Excerpted data
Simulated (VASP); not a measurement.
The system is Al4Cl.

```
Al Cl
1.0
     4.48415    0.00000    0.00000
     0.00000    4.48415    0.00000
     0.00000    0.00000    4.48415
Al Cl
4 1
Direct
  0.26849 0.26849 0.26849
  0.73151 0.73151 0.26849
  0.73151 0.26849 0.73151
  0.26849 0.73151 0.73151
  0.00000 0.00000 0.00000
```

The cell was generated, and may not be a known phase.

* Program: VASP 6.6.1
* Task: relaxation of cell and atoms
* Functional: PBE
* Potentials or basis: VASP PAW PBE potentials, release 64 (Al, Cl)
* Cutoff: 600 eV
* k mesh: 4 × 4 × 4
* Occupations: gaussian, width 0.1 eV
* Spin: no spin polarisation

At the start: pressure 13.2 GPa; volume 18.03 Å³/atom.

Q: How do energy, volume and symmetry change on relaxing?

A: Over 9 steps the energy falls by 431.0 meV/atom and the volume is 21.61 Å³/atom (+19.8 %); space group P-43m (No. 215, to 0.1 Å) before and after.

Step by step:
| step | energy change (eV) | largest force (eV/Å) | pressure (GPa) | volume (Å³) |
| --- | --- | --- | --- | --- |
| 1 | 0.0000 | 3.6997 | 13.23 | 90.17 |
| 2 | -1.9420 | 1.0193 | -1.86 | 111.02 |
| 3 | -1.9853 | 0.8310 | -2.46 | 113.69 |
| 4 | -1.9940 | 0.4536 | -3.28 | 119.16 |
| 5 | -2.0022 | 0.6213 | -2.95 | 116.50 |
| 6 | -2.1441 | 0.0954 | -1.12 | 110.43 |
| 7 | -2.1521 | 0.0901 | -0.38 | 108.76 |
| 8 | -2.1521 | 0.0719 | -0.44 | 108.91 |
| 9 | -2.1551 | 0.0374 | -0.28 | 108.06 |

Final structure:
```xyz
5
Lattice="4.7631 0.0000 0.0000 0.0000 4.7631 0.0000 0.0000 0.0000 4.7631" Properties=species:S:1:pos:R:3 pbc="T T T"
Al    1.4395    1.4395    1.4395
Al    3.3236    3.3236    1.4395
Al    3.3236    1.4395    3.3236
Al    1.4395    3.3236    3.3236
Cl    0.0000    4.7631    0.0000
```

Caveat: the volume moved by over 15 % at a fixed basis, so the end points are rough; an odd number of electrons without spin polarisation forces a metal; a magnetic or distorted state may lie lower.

Task item
Starting with the line with "Q: How do energy, volume" above and going on through the line with "-0.38 | 108.76 |", transcribe every line exactly, both ends included, and add nothing.

Task result
Q: How do energy, volume and symmetry change on relaxing?

A: Over 9 steps the energy falls by 431.0 meV/atom and the volume is 21.61 Å³/atom (+19.8 %); space group P-43m (No. 215, to 0.1 Å) before and after.

Step by step:
| step | energy change (eV) | largest force (eV/Å) | pressure (GPa) | volume (Å³) |
| --- | --- | --- | --- | --- |
| 1 | 0.0000 | 3.6997 | 13.23 | 90.17 |
| 2 | -1.9420 | 1.0193 | -1.86 | 111.02 |
| 3 | -1.9853 | 0.8310 | -2.46 | 113.69 |
| 4 | -1.9940 | 0.4536 | -3.28 | 119.16 |
| 5 | -2.0022 | 0.6213 | -2.95 | 116.50 |
| 6 | -2.1441 | 0.0954 | -1.12 | 110.43 |
| 7 | -2.1521 | 0.0901 | -0.38 | 108.76 |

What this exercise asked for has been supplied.